## [Task item]
Top to bottom, output the entries that follow exactly.

+--

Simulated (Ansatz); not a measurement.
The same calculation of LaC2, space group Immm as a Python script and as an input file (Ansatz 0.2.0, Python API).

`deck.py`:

+--

## [Exercise result]
Simulated (Ansatz); not a measurement.
The same calculation of LaC2, space group Immm as a Python script and as an input file (Ansatz 0.2.0, Python API).

`deck.py`:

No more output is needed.